■ **Data to examine**:
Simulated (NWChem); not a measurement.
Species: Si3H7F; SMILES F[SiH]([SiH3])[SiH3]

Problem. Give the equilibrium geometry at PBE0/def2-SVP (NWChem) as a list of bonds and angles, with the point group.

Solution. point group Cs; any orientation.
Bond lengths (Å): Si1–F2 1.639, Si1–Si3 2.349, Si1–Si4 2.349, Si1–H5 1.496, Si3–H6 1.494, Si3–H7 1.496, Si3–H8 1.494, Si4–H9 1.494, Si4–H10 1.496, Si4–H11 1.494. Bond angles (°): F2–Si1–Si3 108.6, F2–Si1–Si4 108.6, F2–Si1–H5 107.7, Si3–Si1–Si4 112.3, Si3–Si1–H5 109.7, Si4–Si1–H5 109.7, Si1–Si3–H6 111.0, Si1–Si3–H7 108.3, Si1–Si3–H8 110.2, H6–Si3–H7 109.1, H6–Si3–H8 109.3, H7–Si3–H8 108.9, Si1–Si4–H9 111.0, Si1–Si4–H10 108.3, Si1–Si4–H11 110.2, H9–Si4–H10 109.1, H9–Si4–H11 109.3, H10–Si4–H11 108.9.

■ **Exercise**: Reproduce, word for word and in full, only the lines above that start at the line with "Species: Si3H7F; SMILES F[SiH]([SiH3])[SiH3]" and run through the line with "Solution. point group Cs; any orientation.", both ends included.

■ **Solution**:
Species: Si3H7F; SMILES F[SiH]([SiH3])[SiH3]

Problem. Give the equilibrium geometry at PBE0/def2-SVP (NWChem) as a list of bonds and angles, with the point group.

Solution. point group Cs; any orientation.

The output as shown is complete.